Restrict the output to the lines below starting at the one that contains "It goes back" and ending at the one that contains "## (2) Optical spectrum", and restate them word for word, both ends included.

----------

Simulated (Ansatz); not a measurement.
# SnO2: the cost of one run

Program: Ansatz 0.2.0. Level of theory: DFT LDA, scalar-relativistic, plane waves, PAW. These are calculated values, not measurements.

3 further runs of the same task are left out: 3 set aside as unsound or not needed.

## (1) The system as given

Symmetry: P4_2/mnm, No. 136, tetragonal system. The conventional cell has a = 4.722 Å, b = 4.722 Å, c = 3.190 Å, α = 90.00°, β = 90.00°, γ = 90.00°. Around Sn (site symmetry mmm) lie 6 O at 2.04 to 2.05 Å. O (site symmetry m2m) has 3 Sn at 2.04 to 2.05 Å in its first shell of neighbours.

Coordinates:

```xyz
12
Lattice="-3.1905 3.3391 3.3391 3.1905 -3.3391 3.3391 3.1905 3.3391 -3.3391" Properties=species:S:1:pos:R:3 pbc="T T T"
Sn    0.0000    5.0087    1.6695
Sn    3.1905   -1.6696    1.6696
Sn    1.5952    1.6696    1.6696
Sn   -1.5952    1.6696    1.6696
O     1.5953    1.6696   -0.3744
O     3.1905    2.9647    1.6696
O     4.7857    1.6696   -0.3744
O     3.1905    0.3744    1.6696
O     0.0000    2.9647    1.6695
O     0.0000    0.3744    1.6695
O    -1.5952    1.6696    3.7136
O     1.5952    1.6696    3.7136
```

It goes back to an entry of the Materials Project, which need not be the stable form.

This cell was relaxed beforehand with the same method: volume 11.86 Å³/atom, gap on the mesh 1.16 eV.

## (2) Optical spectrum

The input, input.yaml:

----------

REPLY ::
It goes back to an entry of the Materials Project, which need not be the stable form.

This cell was relaxed beforehand with the same method: volume 11.86 Å³/atom, gap on the mesh 1.16 eV.

## (2) Optical spectrum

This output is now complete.